DATA SUPPLIED START

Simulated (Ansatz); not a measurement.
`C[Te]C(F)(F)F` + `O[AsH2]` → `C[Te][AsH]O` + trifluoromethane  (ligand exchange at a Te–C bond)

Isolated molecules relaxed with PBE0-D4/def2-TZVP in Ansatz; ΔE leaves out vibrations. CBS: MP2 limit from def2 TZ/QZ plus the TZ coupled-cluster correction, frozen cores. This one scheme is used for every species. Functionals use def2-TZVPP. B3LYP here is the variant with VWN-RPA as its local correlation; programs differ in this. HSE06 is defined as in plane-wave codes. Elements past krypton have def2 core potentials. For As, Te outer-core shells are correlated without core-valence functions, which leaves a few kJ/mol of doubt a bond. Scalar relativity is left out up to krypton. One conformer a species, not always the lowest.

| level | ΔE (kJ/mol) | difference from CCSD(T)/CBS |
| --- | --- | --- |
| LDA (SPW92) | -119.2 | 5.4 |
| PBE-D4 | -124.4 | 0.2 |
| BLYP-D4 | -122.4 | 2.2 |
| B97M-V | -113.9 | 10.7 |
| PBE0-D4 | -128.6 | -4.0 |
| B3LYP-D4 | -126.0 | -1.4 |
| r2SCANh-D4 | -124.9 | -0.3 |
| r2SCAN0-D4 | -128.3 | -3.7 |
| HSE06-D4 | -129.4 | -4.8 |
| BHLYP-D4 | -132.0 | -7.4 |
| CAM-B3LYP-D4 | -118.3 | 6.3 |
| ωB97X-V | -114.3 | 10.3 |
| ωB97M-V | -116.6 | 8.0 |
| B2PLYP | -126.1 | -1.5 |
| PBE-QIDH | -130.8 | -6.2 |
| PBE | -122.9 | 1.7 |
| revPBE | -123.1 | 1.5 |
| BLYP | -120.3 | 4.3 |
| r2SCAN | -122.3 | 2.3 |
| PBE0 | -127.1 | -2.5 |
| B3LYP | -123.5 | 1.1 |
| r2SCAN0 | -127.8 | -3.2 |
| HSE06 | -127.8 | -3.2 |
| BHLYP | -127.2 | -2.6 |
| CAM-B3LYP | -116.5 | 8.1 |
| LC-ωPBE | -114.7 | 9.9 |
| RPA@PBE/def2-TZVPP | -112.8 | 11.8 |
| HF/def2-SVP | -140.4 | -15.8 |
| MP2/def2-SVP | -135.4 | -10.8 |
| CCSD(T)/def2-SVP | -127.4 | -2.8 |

DATA SUPPLIED END

### ACTIVITY
With the first line being the one containing "-127.2 | -2.6 |" and the last line the one containing "-135.4 | -10.8 |", transcribe exactly the lines above that fall in that range.

### WRITTEN SOLUTION
| BHLYP | -127.2 | -2.6 |
| CAM-B3LYP | -116.5 | 8.1 |
| LC-ωPBE | -114.7 | 9.9 |
| RPA@PBE/def2-TZVPP | -112.8 | 11.8 |
| HF/def2-SVP | -140.4 | -15.8 |
| MP2/def2-SVP | -135.4 | -10.8 |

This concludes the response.